## INFORMATION
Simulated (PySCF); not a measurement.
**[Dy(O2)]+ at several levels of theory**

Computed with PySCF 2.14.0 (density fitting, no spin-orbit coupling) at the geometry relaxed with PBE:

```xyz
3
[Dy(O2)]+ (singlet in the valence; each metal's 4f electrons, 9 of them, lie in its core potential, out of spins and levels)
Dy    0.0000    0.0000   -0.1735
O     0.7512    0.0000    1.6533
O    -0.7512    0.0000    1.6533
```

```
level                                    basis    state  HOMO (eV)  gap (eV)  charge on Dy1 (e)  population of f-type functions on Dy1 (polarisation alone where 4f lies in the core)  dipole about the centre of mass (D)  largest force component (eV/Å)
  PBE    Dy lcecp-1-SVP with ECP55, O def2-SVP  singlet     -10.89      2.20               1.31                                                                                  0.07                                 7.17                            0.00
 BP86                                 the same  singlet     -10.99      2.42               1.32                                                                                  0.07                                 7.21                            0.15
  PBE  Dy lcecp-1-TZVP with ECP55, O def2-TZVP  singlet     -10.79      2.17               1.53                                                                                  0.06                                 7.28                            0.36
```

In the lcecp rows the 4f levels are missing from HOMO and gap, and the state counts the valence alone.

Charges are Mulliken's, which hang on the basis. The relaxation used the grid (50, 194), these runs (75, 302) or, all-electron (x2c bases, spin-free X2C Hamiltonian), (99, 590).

## ASSIGNMENT
Start at the first line of the entries above. Set down each line exactly through the one with "In the lcecp", and stop there.

## EXERCISE OUTPUT
Simulated (PySCF); not a measurement.
**[Dy(O2)]+ at several levels of theory**

Computed with PySCF 2.14.0 (density fitting, no spin-orbit coupling) at the geometry relaxed with PBE:

```xyz
3
[Dy(O2)]+ (singlet in the valence; each metal's 4f electrons, 9 of them, lie in its core potential, out of spins and levels)
Dy    0.0000    0.0000   -0.1735
O     0.7512    0.0000    1.6533
O    -0.7512    0.0000    1.6533
```

```
level                                    basis    state  HOMO (eV)  gap (eV)  charge on Dy1 (e)  population of f-type functions on Dy1 (polarisation alone where 4f lies in the core)  dipole about the centre of mass (D)  largest force component (eV/Å)
  PBE    Dy lcecp-1-SVP with ECP55, O def2-SVP  singlet     -10.89      2.20               1.31                                                                                  0.07                                 7.17                            0.00
 BP86                                 the same  singlet     -10.99      2.42               1.32                                                                                  0.07                                 7.21                            0.15
  PBE  Dy lcecp-1-TZVP with ECP55, O def2-TZVP  singlet     -10.79      2.17               1.53                                                                                  0.06                                 7.28                            0.36
```

In the lcecp rows the 4f levels are missing from HOMO and gap, and the state counts the valence alone.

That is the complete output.